↓↓↓

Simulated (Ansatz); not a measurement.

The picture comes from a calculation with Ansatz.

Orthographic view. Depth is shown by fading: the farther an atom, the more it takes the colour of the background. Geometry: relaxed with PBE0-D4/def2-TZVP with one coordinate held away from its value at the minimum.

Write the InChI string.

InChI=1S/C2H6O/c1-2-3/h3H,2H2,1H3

↑↑↑

Work request:
Your answer must be the data above, copied exactly from its first line through the line containing "Write the InChI string.", and nothing more.

Exercise solution:
Simulated (Ansatz); not a measurement.

The picture comes from a calculation with Ansatz.

Orthographic view. Depth is shown by fading: the farther an atom, the more it takes the colour of the background. Geometry: relaxed with PBE0-D4/def2-TZVP with one coordinate held away from its value at the minimum.

Write the InChI string.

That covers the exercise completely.